**Assignment**
Would you copy the material below word for word, beginning with its first line and ending with the line that contains "Alike in both"?

**Data for review**
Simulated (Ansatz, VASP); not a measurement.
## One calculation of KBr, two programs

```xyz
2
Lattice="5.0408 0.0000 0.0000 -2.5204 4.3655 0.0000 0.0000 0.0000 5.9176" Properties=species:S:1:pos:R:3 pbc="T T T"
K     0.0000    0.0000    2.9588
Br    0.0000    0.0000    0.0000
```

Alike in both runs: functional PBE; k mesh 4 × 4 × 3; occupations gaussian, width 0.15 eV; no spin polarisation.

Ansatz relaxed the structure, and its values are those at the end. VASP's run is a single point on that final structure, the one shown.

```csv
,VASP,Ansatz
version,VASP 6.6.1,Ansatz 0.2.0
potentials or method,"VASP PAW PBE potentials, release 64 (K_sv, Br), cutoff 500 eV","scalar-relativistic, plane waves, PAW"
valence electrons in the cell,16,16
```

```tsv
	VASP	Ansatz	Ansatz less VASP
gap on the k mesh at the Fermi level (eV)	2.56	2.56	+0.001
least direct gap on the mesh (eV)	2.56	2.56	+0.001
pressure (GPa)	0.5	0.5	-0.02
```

**Exercise output**
Simulated (Ansatz, VASP); not a measurement.
## One calculation of KBr, two programs

```xyz
2
Lattice="5.0408 0.0000 0.0000 -2.5204 4.3655 0.0000 0.0000 0.0000 5.9176" Properties=species:S:1:pos:R:3 pbc="T T T"
K     0.0000    0.0000    2.9588
Br    0.0000    0.0000    0.0000
```

Alike in both runs: functional PBE; k mesh 4 × 4 × 3; occupations gaussian, width 0.15 eV; no spin polarisation.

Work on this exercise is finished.